▶ [WORK TASK]: Restate the data that follows exactly as it stands, beginning with the first line and ending with the line that contains "Model: reference Helmholtz-energy".

▶ [DATA PROVIDED]:
※

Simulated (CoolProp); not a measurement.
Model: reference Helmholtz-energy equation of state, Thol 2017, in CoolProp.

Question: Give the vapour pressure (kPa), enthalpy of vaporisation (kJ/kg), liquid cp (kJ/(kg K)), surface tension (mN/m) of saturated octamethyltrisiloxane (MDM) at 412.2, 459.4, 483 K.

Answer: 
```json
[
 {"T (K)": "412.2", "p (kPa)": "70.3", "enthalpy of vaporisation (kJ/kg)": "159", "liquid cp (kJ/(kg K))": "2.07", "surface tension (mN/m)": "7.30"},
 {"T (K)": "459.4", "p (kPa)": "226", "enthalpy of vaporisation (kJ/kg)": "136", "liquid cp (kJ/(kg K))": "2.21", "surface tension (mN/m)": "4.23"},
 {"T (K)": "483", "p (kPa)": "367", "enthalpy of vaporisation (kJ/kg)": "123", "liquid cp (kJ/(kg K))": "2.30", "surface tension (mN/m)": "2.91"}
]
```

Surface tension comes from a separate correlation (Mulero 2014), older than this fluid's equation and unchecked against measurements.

※

▶ [EXPECTED ANSWER]:
Simulated (CoolProp); not a measurement.
Model: reference Helmholtz-energy equation of state, Thol 2017, in CoolProp.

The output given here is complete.